### Listed records:
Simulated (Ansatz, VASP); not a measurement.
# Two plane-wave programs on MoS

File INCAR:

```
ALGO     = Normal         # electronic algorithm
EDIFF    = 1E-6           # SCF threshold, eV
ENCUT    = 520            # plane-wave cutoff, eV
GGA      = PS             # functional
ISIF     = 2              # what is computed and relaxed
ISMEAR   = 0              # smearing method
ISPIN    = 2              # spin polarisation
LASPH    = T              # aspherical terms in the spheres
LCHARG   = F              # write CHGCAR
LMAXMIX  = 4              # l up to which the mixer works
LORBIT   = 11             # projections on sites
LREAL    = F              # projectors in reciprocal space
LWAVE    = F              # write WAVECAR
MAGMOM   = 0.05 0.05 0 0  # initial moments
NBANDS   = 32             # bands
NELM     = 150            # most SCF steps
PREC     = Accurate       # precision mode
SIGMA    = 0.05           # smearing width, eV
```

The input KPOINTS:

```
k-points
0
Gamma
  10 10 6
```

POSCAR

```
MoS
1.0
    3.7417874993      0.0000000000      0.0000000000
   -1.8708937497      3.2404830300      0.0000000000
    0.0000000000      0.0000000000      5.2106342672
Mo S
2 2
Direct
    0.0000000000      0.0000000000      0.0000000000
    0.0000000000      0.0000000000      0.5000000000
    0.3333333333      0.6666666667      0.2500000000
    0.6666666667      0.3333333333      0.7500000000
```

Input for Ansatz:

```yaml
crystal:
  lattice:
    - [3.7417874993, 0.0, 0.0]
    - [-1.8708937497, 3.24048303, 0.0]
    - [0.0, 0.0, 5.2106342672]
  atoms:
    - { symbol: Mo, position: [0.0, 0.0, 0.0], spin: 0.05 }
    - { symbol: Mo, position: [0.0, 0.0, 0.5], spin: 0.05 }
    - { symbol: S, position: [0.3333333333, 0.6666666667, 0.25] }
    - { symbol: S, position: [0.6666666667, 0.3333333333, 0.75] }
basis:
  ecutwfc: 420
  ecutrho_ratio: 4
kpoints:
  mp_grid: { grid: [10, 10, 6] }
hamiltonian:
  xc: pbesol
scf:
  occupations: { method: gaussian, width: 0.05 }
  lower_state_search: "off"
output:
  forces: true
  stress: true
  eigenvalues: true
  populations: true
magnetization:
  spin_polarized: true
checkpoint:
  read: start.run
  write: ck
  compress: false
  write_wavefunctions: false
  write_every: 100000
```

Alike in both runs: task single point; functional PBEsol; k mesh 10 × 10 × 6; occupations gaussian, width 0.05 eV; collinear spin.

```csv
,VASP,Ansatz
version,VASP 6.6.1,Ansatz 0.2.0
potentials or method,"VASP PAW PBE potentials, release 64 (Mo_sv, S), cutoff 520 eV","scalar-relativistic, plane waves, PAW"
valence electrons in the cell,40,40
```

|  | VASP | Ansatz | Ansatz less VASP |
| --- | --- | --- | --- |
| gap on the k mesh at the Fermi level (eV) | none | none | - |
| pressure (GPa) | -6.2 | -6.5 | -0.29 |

### Assigned task:
Look above for the line with "Alike in both" and the line with "none | none | - |", and reproduce exactly those two lines plus every line between, nothing more.

### Reply:
Alike in both runs: task single point; functional PBEsol; k mesh 10 × 10 × 6; occupations gaussian, width 0.05 eV; collinear spin.

```csv
,VASP,Ansatz
version,VASP 6.6.1,Ansatz 0.2.0
potentials or method,"VASP PAW PBE potentials, release 64 (Mo_sv, S), cutoff 520 eV","scalar-relativistic, plane waves, PAW"
valence electrons in the cell,40,40
```

|  | VASP | Ansatz | Ansatz less VASP |
| --- | --- | --- | --- |
| gap on the k mesh at the Fermi level (eV) | none | none | - |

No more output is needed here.